**Required action**
Write each record again exactly as it stands.

(Beginning of Material shown)

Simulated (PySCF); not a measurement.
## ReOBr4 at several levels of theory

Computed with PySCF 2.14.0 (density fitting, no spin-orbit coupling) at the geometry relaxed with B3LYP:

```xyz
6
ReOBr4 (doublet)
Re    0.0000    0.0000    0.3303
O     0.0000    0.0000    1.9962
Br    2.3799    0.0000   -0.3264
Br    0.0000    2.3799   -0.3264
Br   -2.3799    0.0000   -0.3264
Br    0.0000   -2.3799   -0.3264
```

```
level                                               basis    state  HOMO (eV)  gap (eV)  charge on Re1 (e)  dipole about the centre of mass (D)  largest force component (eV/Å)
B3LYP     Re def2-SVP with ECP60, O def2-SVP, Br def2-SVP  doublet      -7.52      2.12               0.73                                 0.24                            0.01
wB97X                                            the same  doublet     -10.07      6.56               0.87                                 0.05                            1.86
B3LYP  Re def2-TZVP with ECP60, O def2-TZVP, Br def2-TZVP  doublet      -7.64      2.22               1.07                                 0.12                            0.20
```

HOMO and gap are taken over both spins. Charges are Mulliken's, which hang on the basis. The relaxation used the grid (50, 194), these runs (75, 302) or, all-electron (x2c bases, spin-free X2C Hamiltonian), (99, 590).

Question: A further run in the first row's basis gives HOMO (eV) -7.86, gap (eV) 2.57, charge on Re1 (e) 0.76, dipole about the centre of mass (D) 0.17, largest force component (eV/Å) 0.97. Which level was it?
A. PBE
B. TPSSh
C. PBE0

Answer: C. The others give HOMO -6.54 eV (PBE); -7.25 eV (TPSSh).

(End of Material shown)

**Written response**
Simulated (PySCF); not a measurement.
## ReOBr4 at several levels of theory

Computed with PySCF 2.14.0 (density fitting, no spin-orbit coupling) at the geometry relaxed with B3LYP:

```xyz
6
ReOBr4 (doublet)
Re    0.0000    0.0000    0.3303
O     0.0000    0.0000    1.9962
Br    2.3799    0.0000   -0.3264
Br    0.0000    2.3799   -0.3264
Br   -2.3799    0.0000   -0.3264
Br    0.0000   -2.3799   -0.3264
```

```
level                                               basis    state  HOMO (eV)  gap (eV)  charge on Re1 (e)  dipole about the centre of mass (D)  largest force component (eV/Å)
B3LYP     Re def2-SVP with ECP60, O def2-SVP, Br def2-SVP  doublet      -7.52      2.12               0.73                                 0.24                            0.01
wB97X                                            the same  doublet     -10.07      6.56               0.87                                 0.05                            1.86
B3LYP  Re def2-TZVP with ECP60, O def2-TZVP, Br def2-TZVP  doublet      -7.64      2.22               1.07                                 0.12                            0.20
```

HOMO and gap are taken over both spins. Charges are Mulliken's, which hang on the basis. The relaxation used the grid (50, 194), these runs (75, 302) or, all-electron (x2c bases, spin-free X2C Hamiltonian), (99, 590).

Question: A further run in the first row's basis gives HOMO (eV) -7.86, gap (eV) 2.57, charge on Re1 (e) 0.76, dipole about the centre of mass (D) 0.17, largest force component (eV/Å) 0.97. Which level was it?
A. PBE
B. TPSSh
C. PBE0

Answer: C. The others give HOMO -6.54 eV (PBE); -7.25 eV (TPSSh).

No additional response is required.